##### EXTRACTED DATA #####
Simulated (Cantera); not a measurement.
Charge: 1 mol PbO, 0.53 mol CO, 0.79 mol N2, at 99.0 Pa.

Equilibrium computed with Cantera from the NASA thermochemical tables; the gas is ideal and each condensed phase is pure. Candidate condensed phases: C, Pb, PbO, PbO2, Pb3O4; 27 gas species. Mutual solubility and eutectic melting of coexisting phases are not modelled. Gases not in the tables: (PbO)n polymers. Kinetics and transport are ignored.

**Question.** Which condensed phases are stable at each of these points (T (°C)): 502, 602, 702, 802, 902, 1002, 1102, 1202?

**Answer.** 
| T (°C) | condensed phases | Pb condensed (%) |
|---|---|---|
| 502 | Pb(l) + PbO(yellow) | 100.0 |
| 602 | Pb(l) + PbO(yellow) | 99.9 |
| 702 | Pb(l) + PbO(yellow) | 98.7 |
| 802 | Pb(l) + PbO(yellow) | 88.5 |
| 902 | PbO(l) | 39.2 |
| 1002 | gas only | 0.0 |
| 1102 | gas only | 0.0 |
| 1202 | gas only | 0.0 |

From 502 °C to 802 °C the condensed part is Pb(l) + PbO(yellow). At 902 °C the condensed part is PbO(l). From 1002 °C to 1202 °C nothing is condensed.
#####

*ASSIGNED TASK*. Give back exactly the lines of the listing above, starting with its first line and ending with the line that holds "Equilibrium computed with".

*RESPONSE AREA*.
Simulated (Cantera); not a measurement.
Charge: 1 mol PbO, 0.53 mol CO, 0.79 mol N2, at 99.0 Pa.

Equilibrium computed with Cantera from the NASA thermochemical tables; the gas is ideal and each condensed phase is pure. Candidate condensed phases: C, Pb, PbO, PbO2, Pb3O4; 27 gas species. Mutual solubility and eutectic melting of coexisting phases are not modelled. Gases not in the tables: (PbO)n polymers. Kinetics and transport are ignored.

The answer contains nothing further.